<<<<

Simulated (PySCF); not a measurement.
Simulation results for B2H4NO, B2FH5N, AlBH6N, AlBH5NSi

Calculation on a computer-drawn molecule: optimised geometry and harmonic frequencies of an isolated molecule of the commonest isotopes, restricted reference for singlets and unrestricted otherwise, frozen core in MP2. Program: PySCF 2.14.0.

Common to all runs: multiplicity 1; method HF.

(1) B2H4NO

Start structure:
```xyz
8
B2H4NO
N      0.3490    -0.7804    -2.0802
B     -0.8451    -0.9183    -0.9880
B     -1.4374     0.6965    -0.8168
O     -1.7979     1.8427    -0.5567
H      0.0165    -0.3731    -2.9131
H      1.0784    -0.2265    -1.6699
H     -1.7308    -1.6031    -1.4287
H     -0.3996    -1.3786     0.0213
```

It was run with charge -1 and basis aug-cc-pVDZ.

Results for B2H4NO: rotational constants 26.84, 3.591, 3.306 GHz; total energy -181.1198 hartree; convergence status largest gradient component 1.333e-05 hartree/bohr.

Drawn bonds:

>>>>

Work request - I would like the records restated exactly, with every line intact.

Expected answer -
Simulated (PySCF); not a measurement.
Simulation results for B2H4NO, B2FH5N, AlBH6N, AlBH5NSi

Calculation on a computer-drawn molecule: optimised geometry and harmonic frequencies of an isolated molecule of the commonest isotopes, restricted reference for singlets and unrestricted otherwise, frozen core in MP2. Program: PySCF 2.14.0.

Common to all runs: multiplicity 1; method HF.

(1) B2H4NO

Start structure:
```xyz
8
B2H4NO
N      0.3490    -0.7804    -2.0802
B     -0.8451    -0.9183    -0.9880
B     -1.4374     0.6965    -0.8168
O     -1.7979     1.8427    -0.5567
H      0.0165    -0.3731    -2.9131
H      1.0784    -0.2265    -1.6699
H     -1.7308    -1.6031    -1.4287
H     -0.3996    -1.3786     0.0213
```

It was run with charge -1 and basis aug-cc-pVDZ.

Results for B2H4NO: rotational constants 26.84, 3.591, 3.306 GHz; total energy -181.1198 hartree; convergence status largest gradient component 1.333e-05 hartree/bohr.

Drawn bonds:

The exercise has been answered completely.